──────
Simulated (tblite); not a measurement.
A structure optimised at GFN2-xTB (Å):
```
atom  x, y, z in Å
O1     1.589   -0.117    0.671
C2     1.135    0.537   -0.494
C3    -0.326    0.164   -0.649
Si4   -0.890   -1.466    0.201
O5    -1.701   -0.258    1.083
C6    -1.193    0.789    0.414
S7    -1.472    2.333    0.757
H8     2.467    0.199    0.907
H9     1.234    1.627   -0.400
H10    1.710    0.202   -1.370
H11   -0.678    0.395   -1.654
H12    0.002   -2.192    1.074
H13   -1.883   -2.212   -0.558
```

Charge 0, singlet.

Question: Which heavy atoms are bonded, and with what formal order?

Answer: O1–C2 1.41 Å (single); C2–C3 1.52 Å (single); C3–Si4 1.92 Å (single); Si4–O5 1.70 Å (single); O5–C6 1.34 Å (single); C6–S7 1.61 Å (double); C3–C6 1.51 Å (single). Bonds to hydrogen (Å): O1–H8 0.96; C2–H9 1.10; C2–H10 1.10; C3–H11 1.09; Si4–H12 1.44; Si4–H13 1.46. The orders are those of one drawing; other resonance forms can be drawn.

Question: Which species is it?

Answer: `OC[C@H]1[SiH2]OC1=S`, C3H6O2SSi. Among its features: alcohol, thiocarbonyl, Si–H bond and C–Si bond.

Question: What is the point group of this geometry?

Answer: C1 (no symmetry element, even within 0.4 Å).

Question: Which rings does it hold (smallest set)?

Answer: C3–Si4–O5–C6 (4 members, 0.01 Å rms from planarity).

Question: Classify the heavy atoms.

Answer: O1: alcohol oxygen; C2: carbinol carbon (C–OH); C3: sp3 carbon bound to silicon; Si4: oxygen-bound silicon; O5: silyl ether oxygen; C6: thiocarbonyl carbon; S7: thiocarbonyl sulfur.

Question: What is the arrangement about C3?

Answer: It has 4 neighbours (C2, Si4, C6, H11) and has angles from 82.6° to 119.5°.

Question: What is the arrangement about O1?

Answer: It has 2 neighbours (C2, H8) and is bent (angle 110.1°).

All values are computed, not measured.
──────

§ Work task: Where the line holding "Charge 0, singlet." appears in the listing above, start reproducing exactly, and end with the line holding "Answer: It has 2".

§ Worked solution:
Charge 0, singlet.

Question: Which heavy atoms are bonded, and with what formal order?

Answer: O1–C2 1.41 Å (single); C2–C3 1.52 Å (single); C3–Si4 1.92 Å (single); Si4–O5 1.70 Å (single); O5–C6 1.34 Å (single); C6–S7 1.61 Å (double); C3–C6 1.51 Å (single). Bonds to hydrogen (Å): O1–H8 0.96; C2–H9 1.10; C2–H10 1.10; C3–H11 1.09; Si4–H12 1.44; Si4–H13 1.46. The orders are those of one drawing; other resonance forms can be drawn.

Question: Which species is it?

Answer: `OC[C@H]1[SiH2]OC1=S`, C3H6O2SSi. Among its features: alcohol, thiocarbonyl, Si–H bond and C–Si bond.

Question: What is the point group of this geometry?

Answer: C1 (no symmetry element, even within 0.4 Å).

Question: Which rings does it hold (smallest set)?

Answer: C3–Si4–O5–C6 (4 members, 0.01 Å rms from planarity).

Question: Classify the heavy atoms.

Answer: O1: alcohol oxygen; C2: carbinol carbon (C–OH); C3: sp3 carbon bound to silicon; Si4: oxygen-bound silicon; O5: silyl ether oxygen; C6: thiocarbonyl carbon; S7: thiocarbonyl sulfur.

Question: What is the arrangement about C3?

Answer: It has 4 neighbours (C2, Si4, C6, H11) and has angles from 82.6° to 119.5°.

Question: What is the arrangement about O1?

Answer: It has 2 neighbours (C2, H8) and is bent (angle 110.1°).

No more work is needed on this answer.